BEGIN
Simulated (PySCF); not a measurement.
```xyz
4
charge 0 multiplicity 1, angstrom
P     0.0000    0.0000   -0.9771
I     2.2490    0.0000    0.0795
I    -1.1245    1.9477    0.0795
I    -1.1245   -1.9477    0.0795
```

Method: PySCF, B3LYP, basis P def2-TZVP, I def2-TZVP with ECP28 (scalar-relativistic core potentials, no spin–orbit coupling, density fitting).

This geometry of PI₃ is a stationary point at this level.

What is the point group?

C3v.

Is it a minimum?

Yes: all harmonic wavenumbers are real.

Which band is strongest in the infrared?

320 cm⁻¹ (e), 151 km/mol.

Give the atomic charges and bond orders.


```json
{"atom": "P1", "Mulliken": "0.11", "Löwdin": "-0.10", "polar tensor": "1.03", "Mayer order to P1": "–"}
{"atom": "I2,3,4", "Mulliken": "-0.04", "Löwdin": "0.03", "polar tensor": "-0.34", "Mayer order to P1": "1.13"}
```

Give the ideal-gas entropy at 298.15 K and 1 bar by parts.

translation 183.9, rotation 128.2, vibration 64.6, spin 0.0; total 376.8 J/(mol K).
END

* Work item *
The reply should hold only the lines from the top of the records through the line that has "This geometry of", each one exact.

* Answer area *
Simulated (PySCF); not a measurement.
```xyz
4
charge 0 multiplicity 1, angstrom
P     0.0000    0.0000   -0.9771
I     2.2490    0.0000    0.0795
I    -1.1245    1.9477    0.0795
I    -1.1245   -1.9477    0.0795
```

Method: PySCF, B3LYP, basis P def2-TZVP, I def2-TZVP with ECP28 (scalar-relativistic core potentials, no spin–orbit coupling, density fitting).

This geometry of PI₃ is a stationary point at this level.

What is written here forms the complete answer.